## Action item
For the entries below, the result should be an exact transcription of the lines from the one with "Alike in both" up to and including the one with "VASP | Ansatz |", and only those.

## Supplied information
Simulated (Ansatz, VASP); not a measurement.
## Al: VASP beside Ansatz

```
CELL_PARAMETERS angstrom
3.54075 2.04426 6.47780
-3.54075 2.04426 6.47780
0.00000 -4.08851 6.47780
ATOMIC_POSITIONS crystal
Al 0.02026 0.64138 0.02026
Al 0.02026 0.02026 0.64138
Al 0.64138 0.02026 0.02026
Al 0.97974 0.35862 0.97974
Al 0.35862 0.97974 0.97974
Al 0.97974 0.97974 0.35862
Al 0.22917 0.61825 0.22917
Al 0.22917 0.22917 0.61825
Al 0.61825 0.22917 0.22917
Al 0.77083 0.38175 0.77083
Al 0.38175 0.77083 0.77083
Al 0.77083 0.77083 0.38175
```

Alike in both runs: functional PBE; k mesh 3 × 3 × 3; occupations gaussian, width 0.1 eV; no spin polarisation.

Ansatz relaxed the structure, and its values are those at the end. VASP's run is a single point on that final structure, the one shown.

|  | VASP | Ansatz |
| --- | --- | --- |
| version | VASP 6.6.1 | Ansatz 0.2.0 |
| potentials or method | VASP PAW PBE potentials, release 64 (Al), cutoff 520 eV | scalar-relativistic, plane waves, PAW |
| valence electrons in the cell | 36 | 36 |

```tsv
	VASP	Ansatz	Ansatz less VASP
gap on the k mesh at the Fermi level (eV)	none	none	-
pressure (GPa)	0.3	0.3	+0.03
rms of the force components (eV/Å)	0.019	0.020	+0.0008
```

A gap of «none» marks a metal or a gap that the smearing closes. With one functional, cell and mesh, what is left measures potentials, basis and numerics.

## Response box
Alike in both runs: functional PBE; k mesh 3 × 3 × 3; occupations gaussian, width 0.1 eV; no spin polarisation.

Ansatz relaxed the structure, and its values are those at the end. VASP's run is a single point on that final structure, the one shown.

|  | VASP | Ansatz |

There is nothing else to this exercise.